RECORD SET.
________________________

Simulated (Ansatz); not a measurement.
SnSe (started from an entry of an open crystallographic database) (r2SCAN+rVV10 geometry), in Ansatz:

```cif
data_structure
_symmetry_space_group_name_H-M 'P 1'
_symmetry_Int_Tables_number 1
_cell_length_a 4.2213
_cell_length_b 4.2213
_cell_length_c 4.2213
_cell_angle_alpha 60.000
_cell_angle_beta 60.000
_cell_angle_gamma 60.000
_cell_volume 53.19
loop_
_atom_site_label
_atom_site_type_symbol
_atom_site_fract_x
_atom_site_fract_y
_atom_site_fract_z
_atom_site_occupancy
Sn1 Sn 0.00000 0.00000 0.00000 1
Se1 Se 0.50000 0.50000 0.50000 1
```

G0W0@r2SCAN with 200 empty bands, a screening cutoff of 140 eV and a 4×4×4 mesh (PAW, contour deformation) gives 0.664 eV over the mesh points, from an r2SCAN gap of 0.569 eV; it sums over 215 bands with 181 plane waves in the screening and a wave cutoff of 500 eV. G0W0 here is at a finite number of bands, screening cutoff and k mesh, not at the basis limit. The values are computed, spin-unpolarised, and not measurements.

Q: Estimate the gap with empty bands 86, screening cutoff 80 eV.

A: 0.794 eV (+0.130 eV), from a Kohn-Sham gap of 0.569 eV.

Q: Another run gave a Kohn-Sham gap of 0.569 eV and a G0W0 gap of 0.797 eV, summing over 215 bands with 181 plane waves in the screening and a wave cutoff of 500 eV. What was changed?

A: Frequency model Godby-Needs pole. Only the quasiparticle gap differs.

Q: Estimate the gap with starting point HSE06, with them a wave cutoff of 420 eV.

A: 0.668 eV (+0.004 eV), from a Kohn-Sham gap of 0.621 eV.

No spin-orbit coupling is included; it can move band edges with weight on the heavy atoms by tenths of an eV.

________________________

ASSIGNED TASK. The lines from the top of the data above down to the line containing "A: 0.668 eV" are to be copied exactly; no other line should appear.

EXERCISE RESULT.
Simulated (Ansatz); not a measurement.
SnSe (started from an entry of an open crystallographic database) (r2SCAN+rVV10 geometry), in Ansatz:

```cif
data_structure
_symmetry_space_group_name_H-M 'P 1'
_symmetry_Int_Tables_number 1
_cell_length_a 4.2213
_cell_length_b 4.2213
_cell_length_c 4.2213
_cell_angle_alpha 60.000
_cell_angle_beta 60.000
_cell_angle_gamma 60.000
_cell_volume 53.19
loop_
_atom_site_label
_atom_site_type_symbol
_atom_site_fract_x
_atom_site_fract_y
_atom_site_fract_z
_atom_site_occupancy
Sn1 Sn 0.00000 0.00000 0.00000 1
Se1 Se 0.50000 0.50000 0.50000 1
```

G0W0@r2SCAN with 200 empty bands, a screening cutoff of 140 eV and a 4×4×4 mesh (PAW, contour deformation) gives 0.664 eV over the mesh points, from an r2SCAN gap of 0.569 eV; it sums over 215 bands with 181 plane waves in the screening and a wave cutoff of 500 eV. G0W0 here is at a finite number of bands, screening cutoff and k mesh, not at the basis limit. The values are computed, spin-unpolarised, and not measurements.

Q: Estimate the gap with empty bands 86, screening cutoff 80 eV.

A: 0.794 eV (+0.130 eV), from a Kohn-Sham gap of 0.569 eV.

Q: Another run gave a Kohn-Sham gap of 0.569 eV and a G0W0 gap of 0.797 eV, summing over 215 bands with 181 plane waves in the screening and a wave cutoff of 500 eV. What was changed?

A: Frequency model Godby-Needs pole. Only the quasiparticle gap differs.

Q: Estimate the gap with starting point HSE06, with them a wave cutoff of 420 eV.

A: 0.668 eV (+0.004 eV), from a Kohn-Sham gap of 0.621 eV.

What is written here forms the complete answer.